++++++++++

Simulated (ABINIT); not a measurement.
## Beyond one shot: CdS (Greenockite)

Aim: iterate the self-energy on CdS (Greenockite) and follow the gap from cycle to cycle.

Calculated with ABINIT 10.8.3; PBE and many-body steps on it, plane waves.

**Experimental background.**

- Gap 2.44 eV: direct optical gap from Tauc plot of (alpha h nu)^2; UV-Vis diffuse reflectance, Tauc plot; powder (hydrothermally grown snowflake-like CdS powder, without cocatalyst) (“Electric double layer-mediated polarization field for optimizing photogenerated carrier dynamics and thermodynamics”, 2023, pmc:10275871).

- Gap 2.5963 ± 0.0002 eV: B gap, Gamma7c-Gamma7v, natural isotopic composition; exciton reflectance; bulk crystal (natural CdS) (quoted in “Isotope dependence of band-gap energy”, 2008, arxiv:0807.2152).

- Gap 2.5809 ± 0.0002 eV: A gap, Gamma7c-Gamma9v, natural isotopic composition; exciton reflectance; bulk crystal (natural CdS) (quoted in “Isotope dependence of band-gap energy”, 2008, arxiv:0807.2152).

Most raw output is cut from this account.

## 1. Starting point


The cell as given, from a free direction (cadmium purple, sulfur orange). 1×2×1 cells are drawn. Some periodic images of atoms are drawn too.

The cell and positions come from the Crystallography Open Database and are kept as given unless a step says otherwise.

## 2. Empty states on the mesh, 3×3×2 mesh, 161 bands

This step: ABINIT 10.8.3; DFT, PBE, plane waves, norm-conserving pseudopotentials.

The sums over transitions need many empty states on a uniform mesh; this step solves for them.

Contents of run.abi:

++++++++++

> REQUIRED ACTION
Among the records above, a stretch begins at the line containing "## 1. Starting point" and ends at the line containing "The sums over". Restate that stretch word for word, and nothing else.

> RESULT
## 1. Starting point


The cell as given, from a free direction (cadmium purple, sulfur orange). 1×2×1 cells are drawn. Some periodic images of atoms are drawn too.

The cell and positions come from the Crystallography Open Database and are kept as given unless a step says otherwise.

## 2. Empty states on the mesh, 3×3×2 mesh, 161 bands

This step: ABINIT 10.8.3; DFT, PBE, plane waves, norm-conserving pseudopotentials.

The sums over transitions need many empty states on a uniform mesh; this step solves for them.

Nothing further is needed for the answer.